▶ **RAW DATA**:
···

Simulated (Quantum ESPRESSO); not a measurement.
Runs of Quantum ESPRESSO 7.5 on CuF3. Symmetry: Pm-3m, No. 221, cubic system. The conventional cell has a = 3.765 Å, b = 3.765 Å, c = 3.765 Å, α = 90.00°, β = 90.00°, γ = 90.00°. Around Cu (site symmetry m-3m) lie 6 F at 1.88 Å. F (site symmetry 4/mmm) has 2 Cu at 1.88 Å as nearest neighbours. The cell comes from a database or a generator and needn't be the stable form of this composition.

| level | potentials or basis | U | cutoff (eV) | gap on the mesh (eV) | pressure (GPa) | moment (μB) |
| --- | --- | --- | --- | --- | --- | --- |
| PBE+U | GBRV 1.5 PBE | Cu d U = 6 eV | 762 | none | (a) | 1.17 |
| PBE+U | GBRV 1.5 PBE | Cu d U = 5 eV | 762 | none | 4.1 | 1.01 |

···

▶ **WORK TASK**: All that is needed is the exact run of lines above from the line containing "Runs of Quantum" through the line containing "none | (a) | 1.17 |", both of them included.

▶ **RESULT**:
Runs of Quantum ESPRESSO 7.5 on CuF3. Symmetry: Pm-3m, No. 221, cubic system. The conventional cell has a = 3.765 Å, b = 3.765 Å, c = 3.765 Å, α = 90.00°, β = 90.00°, γ = 90.00°. Around Cu (site symmetry m-3m) lie 6 F at 1.88 Å. F (site symmetry 4/mmm) has 2 Cu at 1.88 Å as nearest neighbours. The cell comes from a database or a generator and needn't be the stable form of this composition.

| level | potentials or basis | U | cutoff (eV) | gap on the mesh (eV) | pressure (GPa) | moment (μB) |
| --- | --- | --- | --- | --- | --- | --- |
| PBE+U | GBRV 1.5 PBE | Cu d U = 6 eV | 762 | none | (a) | 1.17 |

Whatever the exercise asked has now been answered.